◆ SOURCE MATERIAL:
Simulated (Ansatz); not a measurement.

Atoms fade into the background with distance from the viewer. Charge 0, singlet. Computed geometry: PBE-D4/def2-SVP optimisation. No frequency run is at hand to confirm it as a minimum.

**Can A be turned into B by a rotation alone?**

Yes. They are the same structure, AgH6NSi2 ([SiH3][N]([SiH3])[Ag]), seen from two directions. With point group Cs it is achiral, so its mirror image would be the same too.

◆ REQUIRED ACTION: Copy the listing exactly as it stands.

◆ RESPONSE:
Simulated (Ansatz); not a measurement.

Atoms fade into the background with distance from the viewer. Charge 0, singlet. Computed geometry: PBE-D4/def2-SVP optimisation. No frequency run is at hand to confirm it as a minimum.

**Can A be turned into B by a rotation alone?**

Yes. They are the same structure, AgH6NSi2 ([SiH3][N]([SiH3])[Ag]), seen from two directions. With point group Cs it is achiral, so its mirror image would be the same too.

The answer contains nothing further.